* [Assignment]: Write out again, exactly, the lines below starting at the one with "Method: DFT PBE, scalar-relativistic, plane" and ending at the one with "Computed valence pseudo-density".

□ □ □ □ □ □ □

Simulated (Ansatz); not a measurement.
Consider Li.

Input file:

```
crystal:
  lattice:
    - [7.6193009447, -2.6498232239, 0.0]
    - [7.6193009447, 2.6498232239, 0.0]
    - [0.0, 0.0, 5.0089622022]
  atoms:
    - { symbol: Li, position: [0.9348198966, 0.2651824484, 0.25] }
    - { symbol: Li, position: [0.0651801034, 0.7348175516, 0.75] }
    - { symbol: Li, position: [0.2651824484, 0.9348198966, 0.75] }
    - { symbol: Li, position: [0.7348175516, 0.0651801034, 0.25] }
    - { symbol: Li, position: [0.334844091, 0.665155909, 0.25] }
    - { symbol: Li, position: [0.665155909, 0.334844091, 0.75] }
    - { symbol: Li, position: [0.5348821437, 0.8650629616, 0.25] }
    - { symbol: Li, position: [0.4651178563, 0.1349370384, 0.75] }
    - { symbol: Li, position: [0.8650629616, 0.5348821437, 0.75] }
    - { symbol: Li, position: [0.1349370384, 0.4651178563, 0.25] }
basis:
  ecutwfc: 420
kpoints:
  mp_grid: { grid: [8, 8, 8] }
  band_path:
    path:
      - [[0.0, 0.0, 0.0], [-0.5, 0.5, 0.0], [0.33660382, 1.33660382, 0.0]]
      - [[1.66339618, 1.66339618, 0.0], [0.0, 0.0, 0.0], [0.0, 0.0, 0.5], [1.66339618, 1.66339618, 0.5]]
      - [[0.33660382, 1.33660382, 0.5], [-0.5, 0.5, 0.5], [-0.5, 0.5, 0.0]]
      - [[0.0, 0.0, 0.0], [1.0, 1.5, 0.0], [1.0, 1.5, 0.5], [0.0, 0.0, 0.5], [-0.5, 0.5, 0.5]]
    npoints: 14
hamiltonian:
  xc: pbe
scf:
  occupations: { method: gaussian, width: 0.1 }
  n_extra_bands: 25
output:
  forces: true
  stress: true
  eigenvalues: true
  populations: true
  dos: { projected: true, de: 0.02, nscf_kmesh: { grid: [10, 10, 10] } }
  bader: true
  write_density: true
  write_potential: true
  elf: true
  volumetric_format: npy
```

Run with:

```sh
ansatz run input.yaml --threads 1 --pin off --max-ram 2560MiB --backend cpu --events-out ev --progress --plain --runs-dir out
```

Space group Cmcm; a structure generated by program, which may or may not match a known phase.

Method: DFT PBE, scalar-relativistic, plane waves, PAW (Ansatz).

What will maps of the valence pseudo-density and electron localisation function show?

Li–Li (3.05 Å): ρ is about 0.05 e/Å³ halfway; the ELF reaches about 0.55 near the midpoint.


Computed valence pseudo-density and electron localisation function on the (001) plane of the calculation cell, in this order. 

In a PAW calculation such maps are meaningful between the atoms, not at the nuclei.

□ □ □ □ □ □ □

* [Task solution]:
Method: DFT PBE, scalar-relativistic, plane waves, PAW (Ansatz).

What will maps of the valence pseudo-density and electron localisation function show?

Li–Li (3.05 Å): ρ is about 0.05 e/Å³ halfway; the ELF reaches about 0.55 near the midpoint.


Computed valence pseudo-density and electron localisation function on the (001) plane of the calculation cell, in this order. 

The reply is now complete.